-- SUPPLIED RECORDS follows --
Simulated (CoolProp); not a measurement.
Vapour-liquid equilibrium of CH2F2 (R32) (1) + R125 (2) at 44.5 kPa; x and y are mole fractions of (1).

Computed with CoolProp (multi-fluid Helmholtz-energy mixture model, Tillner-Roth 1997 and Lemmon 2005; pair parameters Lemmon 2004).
-- SUPPLIED RECORDS concluded --

Whatever appears in the listing should be copied exactly and completely.

» TASK RESULT:
Simulated (CoolProp); not a measurement.
Vapour-liquid equilibrium of CH2F2 (R32) (1) + R125 (2) at 44.5 kPa; x and y are mole fractions of (1).

Computed with CoolProp (multi-fluid Helmholtz-energy mixture model, Tillner-Roth 1997 and Lemmon 2005; pair parameters Lemmon 2004).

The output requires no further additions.